== Recorded data ==
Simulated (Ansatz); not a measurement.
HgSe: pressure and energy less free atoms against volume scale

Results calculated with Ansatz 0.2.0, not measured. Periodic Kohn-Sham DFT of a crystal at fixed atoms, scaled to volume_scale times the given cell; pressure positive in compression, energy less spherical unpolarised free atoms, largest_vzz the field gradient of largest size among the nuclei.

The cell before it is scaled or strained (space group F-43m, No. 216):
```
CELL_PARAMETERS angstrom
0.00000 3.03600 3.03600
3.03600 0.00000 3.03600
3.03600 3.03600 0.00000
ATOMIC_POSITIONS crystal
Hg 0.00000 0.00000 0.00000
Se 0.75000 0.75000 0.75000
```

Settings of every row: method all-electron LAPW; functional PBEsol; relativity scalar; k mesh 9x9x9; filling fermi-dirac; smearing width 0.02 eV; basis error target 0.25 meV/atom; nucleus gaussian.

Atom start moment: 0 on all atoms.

== Activity ==
An identical copy of the preceding records should be returned.

== Written solution ==
Simulated (Ansatz); not a measurement.
HgSe: pressure and energy less free atoms against volume scale

Results calculated with Ansatz 0.2.0, not measured. Periodic Kohn-Sham DFT of a crystal at fixed atoms, scaled to volume_scale times the given cell; pressure positive in compression, energy less spherical unpolarised free atoms, largest_vzz the field gradient of largest size among the nuclei.

The cell before it is scaled or strained (space group F-43m, No. 216):
```
CELL_PARAMETERS angstrom
0.00000 3.03600 3.03600
3.03600 0.00000 3.03600
3.03600 3.03600 0.00000
ATOMIC_POSITIONS crystal
Hg 0.00000 0.00000 0.00000
Se 0.75000 0.75000 0.75000
```

Settings of every row: method all-electron LAPW; functional PBEsol; relativity scalar; k mesh 9x9x9; filling fermi-dirac; smearing width 0.02 eV; basis error target 0.25 meV/atom; nucleus gaussian.

Atom start moment: 0 on all atoms.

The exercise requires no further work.